**TASK ITEM**
Please return the lines of the data below, word for word, from the first line through the line containing "Question: by how".

**SUPPLIED MATERIAL**
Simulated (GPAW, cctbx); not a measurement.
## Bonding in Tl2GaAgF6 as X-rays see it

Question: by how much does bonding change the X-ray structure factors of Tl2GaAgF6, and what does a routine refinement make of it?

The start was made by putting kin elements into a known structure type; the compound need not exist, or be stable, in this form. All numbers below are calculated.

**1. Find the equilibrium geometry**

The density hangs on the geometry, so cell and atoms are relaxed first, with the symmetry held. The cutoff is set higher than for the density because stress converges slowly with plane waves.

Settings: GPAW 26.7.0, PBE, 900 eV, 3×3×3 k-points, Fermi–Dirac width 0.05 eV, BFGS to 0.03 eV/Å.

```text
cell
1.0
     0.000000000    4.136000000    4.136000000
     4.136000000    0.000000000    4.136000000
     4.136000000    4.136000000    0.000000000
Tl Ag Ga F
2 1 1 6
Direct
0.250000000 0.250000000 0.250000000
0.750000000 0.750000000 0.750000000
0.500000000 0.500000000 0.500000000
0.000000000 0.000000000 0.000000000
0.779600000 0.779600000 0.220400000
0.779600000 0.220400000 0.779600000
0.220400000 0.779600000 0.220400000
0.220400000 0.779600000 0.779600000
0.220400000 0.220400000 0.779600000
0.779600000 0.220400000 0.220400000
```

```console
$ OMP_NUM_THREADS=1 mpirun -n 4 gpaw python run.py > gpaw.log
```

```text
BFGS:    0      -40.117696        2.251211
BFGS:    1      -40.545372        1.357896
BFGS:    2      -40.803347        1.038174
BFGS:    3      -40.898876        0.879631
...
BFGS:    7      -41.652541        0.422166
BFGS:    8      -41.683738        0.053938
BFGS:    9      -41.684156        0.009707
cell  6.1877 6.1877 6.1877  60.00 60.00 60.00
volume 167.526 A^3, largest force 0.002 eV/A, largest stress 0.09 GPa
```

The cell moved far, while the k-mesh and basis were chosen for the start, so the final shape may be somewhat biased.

**RESPONSE AREA**
Simulated (GPAW, cctbx); not a measurement.
## Bonding in Tl2GaAgF6 as X-rays see it

Question: by how much does bonding change the X-ray structure factors of Tl2GaAgF6, and what does a routine refinement make of it?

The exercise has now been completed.